[Assignment] Please transcribe exactly, and only, the lines of the data below between the line holding "## How stiff is this cell of ZrO2?" and the line holding "k-mesh (eV) |", inclusive.

[Data section]
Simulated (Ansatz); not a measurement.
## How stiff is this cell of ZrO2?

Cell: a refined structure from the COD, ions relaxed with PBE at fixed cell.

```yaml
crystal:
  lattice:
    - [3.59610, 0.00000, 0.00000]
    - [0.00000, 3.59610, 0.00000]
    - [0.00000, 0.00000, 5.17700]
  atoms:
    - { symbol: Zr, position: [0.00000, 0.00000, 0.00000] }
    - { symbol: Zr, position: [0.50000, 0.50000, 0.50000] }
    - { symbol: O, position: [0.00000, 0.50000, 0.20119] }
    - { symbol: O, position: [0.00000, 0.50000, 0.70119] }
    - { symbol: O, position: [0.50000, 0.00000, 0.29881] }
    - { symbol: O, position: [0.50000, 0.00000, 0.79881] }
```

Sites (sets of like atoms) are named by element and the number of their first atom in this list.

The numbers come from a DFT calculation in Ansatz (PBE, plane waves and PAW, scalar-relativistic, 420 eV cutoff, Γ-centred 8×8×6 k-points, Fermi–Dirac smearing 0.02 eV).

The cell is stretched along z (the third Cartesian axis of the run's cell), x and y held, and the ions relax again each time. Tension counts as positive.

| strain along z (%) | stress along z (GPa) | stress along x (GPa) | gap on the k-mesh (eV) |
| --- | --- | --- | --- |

[Response]
## How stiff is this cell of ZrO2?

Cell: a refined structure from the COD, ions relaxed with PBE at fixed cell.

```yaml
crystal:
  lattice:
    - [3.59610, 0.00000, 0.00000]
    - [0.00000, 3.59610, 0.00000]
    - [0.00000, 0.00000, 5.17700]
  atoms:
    - { symbol: Zr, position: [0.00000, 0.00000, 0.00000] }
    - { symbol: Zr, position: [0.50000, 0.50000, 0.50000] }
    - { symbol: O, position: [0.00000, 0.50000, 0.20119] }
    - { symbol: O, position: [0.00000, 0.50000, 0.70119] }
    - { symbol: O, position: [0.50000, 0.00000, 0.29881] }
    - { symbol: O, position: [0.50000, 0.00000, 0.79881] }
```

Sites (sets of like atoms) are named by element and the number of their first atom in this list.

The numbers come from a DFT calculation in Ansatz (PBE, plane waves and PAW, scalar-relativistic, 420 eV cutoff, Γ-centred 8×8×6 k-points, Fermi–Dirac smearing 0.02 eV).

The cell is stretched along z (the third Cartesian axis of the run's cell), x and y held, and the ions relax again each time. Tension counts as positive.

| strain along z (%) | stress along z (GPa) | stress along x (GPa) | gap on the k-mesh (eV) |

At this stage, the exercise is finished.